== BRIEF ==
Set down the lines below exactly as they stand, please. Go from the first through the one containing "A saddle point".

== PROVIDED RECORDS ==
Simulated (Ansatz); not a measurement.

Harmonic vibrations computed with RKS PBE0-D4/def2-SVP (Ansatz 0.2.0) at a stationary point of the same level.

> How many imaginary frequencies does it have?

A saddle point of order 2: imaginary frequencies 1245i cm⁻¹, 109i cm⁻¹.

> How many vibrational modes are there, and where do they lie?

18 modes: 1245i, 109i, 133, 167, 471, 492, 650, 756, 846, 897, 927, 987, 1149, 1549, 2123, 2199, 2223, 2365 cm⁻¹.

== WRITTEN ANSWER ==
Simulated (Ansatz); not a measurement.

Harmonic vibrations computed with RKS PBE0-D4/def2-SVP (Ansatz 0.2.0) at a stationary point of the same level.

> How many imaginary frequencies does it have?

A saddle point of order 2: imaginary frequencies 1245i cm⁻¹, 109i cm⁻¹.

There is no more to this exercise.